■ **Action item**:
Each entry must appear in the answer exactly as given.

Content starts

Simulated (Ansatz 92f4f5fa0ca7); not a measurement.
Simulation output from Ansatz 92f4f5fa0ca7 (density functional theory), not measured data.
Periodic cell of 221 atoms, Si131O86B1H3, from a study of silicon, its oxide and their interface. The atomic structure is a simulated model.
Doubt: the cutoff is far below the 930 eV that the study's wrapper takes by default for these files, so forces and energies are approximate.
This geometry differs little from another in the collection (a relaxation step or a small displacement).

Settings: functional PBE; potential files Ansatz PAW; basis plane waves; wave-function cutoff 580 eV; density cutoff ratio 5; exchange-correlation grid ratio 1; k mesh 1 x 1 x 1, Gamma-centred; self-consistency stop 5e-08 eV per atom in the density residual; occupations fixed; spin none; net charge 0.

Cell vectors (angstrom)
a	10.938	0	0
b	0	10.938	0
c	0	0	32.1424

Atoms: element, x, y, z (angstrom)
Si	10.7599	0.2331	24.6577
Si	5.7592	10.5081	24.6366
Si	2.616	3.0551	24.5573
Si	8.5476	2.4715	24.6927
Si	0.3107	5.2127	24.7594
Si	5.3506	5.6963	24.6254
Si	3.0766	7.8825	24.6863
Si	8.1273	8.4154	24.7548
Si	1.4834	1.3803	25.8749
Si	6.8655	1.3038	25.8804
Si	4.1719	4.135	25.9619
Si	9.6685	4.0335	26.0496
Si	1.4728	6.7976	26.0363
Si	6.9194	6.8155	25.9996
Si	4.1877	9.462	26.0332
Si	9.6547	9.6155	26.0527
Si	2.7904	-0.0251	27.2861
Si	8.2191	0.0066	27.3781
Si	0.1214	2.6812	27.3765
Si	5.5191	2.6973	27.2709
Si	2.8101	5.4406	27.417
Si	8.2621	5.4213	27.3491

Content ends

■ **Worked solution**:
Simulated (Ansatz 92f4f5fa0ca7); not a measurement.
Simulation output from Ansatz 92f4f5fa0ca7 (density functional theory), not measured data.
Periodic cell of 221 atoms, Si131O86B1H3, from a study of silicon, its oxide and their interface. The atomic structure is a simulated model.
Doubt: the cutoff is far below the 930 eV that the study's wrapper takes by default for these files, so forces and energies are approximate.
This geometry differs little from another in the collection (a relaxation step or a small displacement).

Settings: functional PBE; potential files Ansatz PAW; basis plane waves; wave-function cutoff 580 eV; density cutoff ratio 5; exchange-correlation grid ratio 1; k mesh 1 x 1 x 1, Gamma-centred; self-consistency stop 5e-08 eV per atom in the density residual; occupations fixed; spin none; net charge 0.

Cell vectors (angstrom)
a	10.938	0	0
b	0	10.938	0
c	0	0	32.1424

Atoms: element, x, y, z (angstrom)
Si	10.7599	0.2331	24.6577
Si	5.7592	10.5081	24.6366
Si	2.616	3.0551	24.5573
Si	8.5476	2.4715	24.6927
Si	0.3107	5.2127	24.7594
Si	5.3506	5.6963	24.6254
Si	3.0766	7.8825	24.6863
Si	8.1273	8.4154	24.7548
Si	1.4834	1.3803	25.8749
Si	6.8655	1.3038	25.8804
Si	4.1719	4.135	25.9619
Si	9.6685	4.0335	26.0496
Si	1.4728	6.7976	26.0363
Si	6.9194	6.8155	25.9996
Si	4.1877	9.462	26.0332
Si	9.6547	9.6155	26.0527
Si	2.7904	-0.0251	27.2861
Si	8.2191	0.0066	27.3781
Si	0.1214	2.6812	27.3765
Si	5.5191	2.6973	27.2709
Si	2.8101	5.4406	27.417
Si	8.2621	5.4213	27.3491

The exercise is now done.